Restate word for word every line from the top of the data below down through the line that holds "-0.215 | 1.270 |".

(Beginning of Record set)
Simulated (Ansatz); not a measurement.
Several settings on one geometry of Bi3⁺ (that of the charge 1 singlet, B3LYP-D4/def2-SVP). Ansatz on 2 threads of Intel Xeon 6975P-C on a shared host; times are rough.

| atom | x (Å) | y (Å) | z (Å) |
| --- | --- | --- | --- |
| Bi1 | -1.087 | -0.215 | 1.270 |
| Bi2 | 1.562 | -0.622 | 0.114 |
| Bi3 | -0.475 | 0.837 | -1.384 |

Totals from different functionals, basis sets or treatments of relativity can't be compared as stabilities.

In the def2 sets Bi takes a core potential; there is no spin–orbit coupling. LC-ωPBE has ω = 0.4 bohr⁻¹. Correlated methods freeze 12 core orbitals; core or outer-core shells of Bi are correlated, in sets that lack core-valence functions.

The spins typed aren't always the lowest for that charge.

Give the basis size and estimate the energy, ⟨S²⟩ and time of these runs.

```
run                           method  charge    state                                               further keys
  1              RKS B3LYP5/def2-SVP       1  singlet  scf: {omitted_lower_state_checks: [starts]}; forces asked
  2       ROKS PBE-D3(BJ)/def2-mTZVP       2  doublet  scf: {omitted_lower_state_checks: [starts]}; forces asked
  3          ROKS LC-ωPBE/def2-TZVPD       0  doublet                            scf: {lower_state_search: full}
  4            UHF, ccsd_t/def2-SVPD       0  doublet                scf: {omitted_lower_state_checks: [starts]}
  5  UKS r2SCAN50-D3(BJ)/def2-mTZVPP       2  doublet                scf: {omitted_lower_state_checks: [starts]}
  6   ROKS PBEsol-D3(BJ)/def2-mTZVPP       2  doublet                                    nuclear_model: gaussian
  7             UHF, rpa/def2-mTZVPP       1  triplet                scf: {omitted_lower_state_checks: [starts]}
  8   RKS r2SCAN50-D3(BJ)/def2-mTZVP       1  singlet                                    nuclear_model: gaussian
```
(End of Record set)

• [Exercise response]:
Simulated (Ansatz); not a measurement.
Several settings on one geometry of Bi3⁺ (that of the charge 1 singlet, B3LYP-D4/def2-SVP). Ansatz on 2 threads of Intel Xeon 6975P-C on a shared host; times are rough.

| atom | x (Å) | y (Å) | z (Å) |
| --- | --- | --- | --- |
| Bi1 | -1.087 | -0.215 | 1.270 |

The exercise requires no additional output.